(DATA RECORDS begins)
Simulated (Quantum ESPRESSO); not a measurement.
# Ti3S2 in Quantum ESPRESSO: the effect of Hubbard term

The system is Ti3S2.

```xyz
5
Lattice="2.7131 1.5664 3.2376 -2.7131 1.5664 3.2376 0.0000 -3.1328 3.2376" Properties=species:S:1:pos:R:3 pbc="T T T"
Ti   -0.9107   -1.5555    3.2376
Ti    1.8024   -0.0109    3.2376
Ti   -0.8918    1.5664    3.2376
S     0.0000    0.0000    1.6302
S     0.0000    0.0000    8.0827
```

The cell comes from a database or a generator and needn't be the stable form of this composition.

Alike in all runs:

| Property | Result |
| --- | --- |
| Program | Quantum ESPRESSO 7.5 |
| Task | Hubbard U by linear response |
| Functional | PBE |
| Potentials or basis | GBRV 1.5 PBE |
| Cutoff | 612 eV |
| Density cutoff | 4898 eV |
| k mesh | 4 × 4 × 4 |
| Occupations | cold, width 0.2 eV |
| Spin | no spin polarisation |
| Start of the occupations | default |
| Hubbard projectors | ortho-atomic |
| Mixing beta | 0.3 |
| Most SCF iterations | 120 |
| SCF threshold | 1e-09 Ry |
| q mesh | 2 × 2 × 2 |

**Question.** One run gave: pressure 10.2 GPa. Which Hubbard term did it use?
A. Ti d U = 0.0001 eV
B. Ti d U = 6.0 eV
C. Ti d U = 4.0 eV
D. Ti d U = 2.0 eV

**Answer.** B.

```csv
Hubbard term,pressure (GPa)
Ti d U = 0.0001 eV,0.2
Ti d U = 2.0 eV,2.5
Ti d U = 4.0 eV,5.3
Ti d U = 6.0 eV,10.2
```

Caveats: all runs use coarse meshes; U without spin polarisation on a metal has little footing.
(DATA RECORDS ends)

ASSIGNED TASK:
Lines from the top of the entries above to the line that contains "width 0.2 eV |" should be set down exactly, please, with both ends kept and nothing added.

TASK OUTPUT:
Simulated (Quantum ESPRESSO); not a measurement.
# Ti3S2 in Quantum ESPRESSO: the effect of Hubbard term

The system is Ti3S2.

```xyz
5
Lattice="2.7131 1.5664 3.2376 -2.7131 1.5664 3.2376 0.0000 -3.1328 3.2376" Properties=species:S:1:pos:R:3 pbc="T T T"
Ti   -0.9107   -1.5555    3.2376
Ti    1.8024   -0.0109    3.2376
Ti   -0.8918    1.5664    3.2376
S     0.0000    0.0000    1.6302
S     0.0000    0.0000    8.0827
```

The cell comes from a database or a generator and needn't be the stable form of this composition.

Alike in all runs:

| Property | Result |
| --- | --- |
| Program | Quantum ESPRESSO 7.5 |
| Task | Hubbard U by linear response |
| Functional | PBE |
| Potentials or basis | GBRV 1.5 PBE |
| Cutoff | 612 eV |
| Density cutoff | 4898 eV |
| k mesh | 4 × 4 × 4 |
| Occupations | cold, width 0.2 eV |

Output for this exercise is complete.